> ACTION ITEM
In this exercise, reproduce all the entries that follow exactly.

====

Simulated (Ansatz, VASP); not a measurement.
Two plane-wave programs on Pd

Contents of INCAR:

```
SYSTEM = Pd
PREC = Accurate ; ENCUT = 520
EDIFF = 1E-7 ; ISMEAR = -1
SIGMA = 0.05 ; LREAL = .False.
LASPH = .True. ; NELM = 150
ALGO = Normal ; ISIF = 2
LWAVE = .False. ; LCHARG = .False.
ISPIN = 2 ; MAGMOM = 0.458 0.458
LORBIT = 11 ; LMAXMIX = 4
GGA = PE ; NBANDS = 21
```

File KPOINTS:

====

> PROBLEM SOLUTION
Simulated (Ansatz, VASP); not a measurement.
Two plane-wave programs on Pd

Contents of INCAR:

```
SYSTEM = Pd
PREC = Accurate ; ENCUT = 520
EDIFF = 1E-7 ; ISMEAR = -1
SIGMA = 0.05 ; LREAL = .False.
LASPH = .True. ; NELM = 150
ALGO = Normal ; ISIF = 2
LWAVE = .False. ; LCHARG = .False.
ISPIN = 2 ; MAGMOM = 0.458 0.458
LORBIT = 11 ; LMAXMIX = 4
GGA = PE ; NBANDS = 21
```

File KPOINTS:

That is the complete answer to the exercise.